◆ Information:
::::

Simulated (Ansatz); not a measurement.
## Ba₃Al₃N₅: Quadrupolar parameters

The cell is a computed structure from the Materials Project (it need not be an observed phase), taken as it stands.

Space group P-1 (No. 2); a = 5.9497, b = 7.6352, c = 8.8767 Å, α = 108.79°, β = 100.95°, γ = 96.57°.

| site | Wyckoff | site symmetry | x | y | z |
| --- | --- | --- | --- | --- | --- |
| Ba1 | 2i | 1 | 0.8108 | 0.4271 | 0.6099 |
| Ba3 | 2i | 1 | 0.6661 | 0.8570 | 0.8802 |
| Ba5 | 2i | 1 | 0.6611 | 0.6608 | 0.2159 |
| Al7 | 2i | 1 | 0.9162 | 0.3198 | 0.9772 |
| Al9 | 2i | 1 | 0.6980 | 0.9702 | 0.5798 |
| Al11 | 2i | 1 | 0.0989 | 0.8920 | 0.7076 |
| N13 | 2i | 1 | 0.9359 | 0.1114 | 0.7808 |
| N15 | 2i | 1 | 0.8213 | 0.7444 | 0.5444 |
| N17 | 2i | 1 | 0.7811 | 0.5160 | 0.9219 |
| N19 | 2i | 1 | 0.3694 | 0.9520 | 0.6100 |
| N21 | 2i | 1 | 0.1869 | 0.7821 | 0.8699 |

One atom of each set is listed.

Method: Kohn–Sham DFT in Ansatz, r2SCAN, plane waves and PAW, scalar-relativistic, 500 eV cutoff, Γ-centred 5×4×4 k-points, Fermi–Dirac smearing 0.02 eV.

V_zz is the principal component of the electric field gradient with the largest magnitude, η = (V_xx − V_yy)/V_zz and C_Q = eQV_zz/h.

::::

◆ Work request:
Every line of the material is to be transcribed exactly.

◆ Solution:
Simulated (Ansatz); not a measurement.
## Ba₃Al₃N₅: Quadrupolar parameters

The cell is a computed structure from the Materials Project (it need not be an observed phase), taken as it stands.

Space group P-1 (No. 2); a = 5.9497, b = 7.6352, c = 8.8767 Å, α = 108.79°, β = 100.95°, γ = 96.57°.

| site | Wyckoff | site symmetry | x | y | z |
| --- | --- | --- | --- | --- | --- |
| Ba1 | 2i | 1 | 0.8108 | 0.4271 | 0.6099 |
| Ba3 | 2i | 1 | 0.6661 | 0.8570 | 0.8802 |
| Ba5 | 2i | 1 | 0.6611 | 0.6608 | 0.2159 |
| Al7 | 2i | 1 | 0.9162 | 0.3198 | 0.9772 |
| Al9 | 2i | 1 | 0.6980 | 0.9702 | 0.5798 |
| Al11 | 2i | 1 | 0.0989 | 0.8920 | 0.7076 |
| N13 | 2i | 1 | 0.9359 | 0.1114 | 0.7808 |
| N15 | 2i | 1 | 0.8213 | 0.7444 | 0.5444 |
| N17 | 2i | 1 | 0.7811 | 0.5160 | 0.9219 |
| N19 | 2i | 1 | 0.3694 | 0.9520 | 0.6100 |
| N21 | 2i | 1 | 0.1869 | 0.7821 | 0.8699 |

One atom of each set is listed.

Method: Kohn–Sham DFT in Ansatz, r2SCAN, plane waves and PAW, scalar-relativistic, 500 eV cutoff, Γ-centred 5×4×4 k-points, Fermi–Dirac smearing 0.02 eV.

V_zz is the principal component of the electric field gradient with the largest magnitude, η = (V_xx − V_yy)/V_zz and C_Q = eQV_zz/h.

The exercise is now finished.